▶ WORK INSTRUCTION
Here is a block of entries. Write out its lines exactly, from the first through the one containing "3.83641 | 0.208903 |".

=== DATA EXCERPTS ===

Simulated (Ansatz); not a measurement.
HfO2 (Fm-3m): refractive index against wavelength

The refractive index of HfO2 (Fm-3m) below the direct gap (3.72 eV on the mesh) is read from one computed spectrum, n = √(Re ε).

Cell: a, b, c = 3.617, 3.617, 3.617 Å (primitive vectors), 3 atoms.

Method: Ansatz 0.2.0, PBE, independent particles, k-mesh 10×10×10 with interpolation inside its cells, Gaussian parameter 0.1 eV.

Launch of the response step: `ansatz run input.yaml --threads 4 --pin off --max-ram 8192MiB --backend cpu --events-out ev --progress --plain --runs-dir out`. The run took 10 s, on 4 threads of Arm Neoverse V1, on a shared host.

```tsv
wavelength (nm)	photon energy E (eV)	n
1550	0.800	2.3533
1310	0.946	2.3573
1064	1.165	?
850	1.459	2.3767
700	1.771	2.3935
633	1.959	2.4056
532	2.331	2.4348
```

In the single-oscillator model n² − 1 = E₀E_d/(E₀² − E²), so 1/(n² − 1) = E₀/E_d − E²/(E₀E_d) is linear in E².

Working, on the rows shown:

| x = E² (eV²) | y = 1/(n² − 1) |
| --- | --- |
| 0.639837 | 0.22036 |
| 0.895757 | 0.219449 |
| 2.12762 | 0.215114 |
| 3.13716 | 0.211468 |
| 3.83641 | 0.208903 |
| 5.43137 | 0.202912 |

===

▶ EXERCISE RESULT
Simulated (Ansatz); not a measurement.
HfO2 (Fm-3m): refractive index against wavelength

The refractive index of HfO2 (Fm-3m) below the direct gap (3.72 eV on the mesh) is read from one computed spectrum, n = √(Re ε).

Cell: a, b, c = 3.617, 3.617, 3.617 Å (primitive vectors), 3 atoms.

Method: Ansatz 0.2.0, PBE, independent particles, k-mesh 10×10×10 with interpolation inside its cells, Gaussian parameter 0.1 eV.

Launch of the response step: `ansatz run input.yaml --threads 4 --pin off --max-ram 8192MiB --backend cpu --events-out ev --progress --plain --runs-dir out`. The run took 10 s, on 4 threads of Arm Neoverse V1, on a shared host.

```tsv
wavelength (nm)	photon energy E (eV)	n
1550	0.800	2.3533
1310	0.946	2.3573
1064	1.165	?
850	1.459	2.3767
700	1.771	2.3935
633	1.959	2.4056
532	2.331	2.4348
```

In the single-oscillator model n² − 1 = E₀E_d/(E₀² − E²), so 1/(n² − 1) = E₀/E_d − E²/(E₀E_d) is linear in E².

Working, on the rows shown:

| x = E² (eV²) | y = 1/(n² − 1) |
| --- | --- |
| 0.639837 | 0.22036 |
| 0.895757 | 0.219449 |
| 2.12762 | 0.215114 |
| 3.13716 | 0.211468 |
| 3.83641 | 0.208903 |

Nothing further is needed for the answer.